Exercise :: In the listing below, find the line with "Geometry: PBE0-D3(BJ)/def2-SVP.", then repeat exactly every line from the top through that one.

====== Dataset ======

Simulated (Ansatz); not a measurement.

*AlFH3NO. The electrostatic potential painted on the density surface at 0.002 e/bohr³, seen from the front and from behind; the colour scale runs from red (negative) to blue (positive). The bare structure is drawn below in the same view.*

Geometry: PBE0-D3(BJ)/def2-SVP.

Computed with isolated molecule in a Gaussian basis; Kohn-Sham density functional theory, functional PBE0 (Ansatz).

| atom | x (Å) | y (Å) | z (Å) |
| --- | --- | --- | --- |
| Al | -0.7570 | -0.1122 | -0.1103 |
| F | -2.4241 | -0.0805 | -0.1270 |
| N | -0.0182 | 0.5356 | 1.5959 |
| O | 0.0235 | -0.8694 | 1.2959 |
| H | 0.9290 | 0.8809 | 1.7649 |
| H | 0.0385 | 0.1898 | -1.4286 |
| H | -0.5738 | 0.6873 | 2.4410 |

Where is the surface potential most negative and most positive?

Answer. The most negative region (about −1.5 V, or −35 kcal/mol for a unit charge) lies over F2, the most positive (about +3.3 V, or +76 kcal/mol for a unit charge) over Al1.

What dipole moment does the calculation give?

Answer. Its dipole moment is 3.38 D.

======

Response ::
Simulated (Ansatz); not a measurement.

*AlFH3NO. The electrostatic potential painted on the density surface at 0.002 e/bohr³, seen from the front and from behind; the colour scale runs from red (negative) to blue (positive). The bare structure is drawn below in the same view.*

Geometry: PBE0-D3(BJ)/def2-SVP.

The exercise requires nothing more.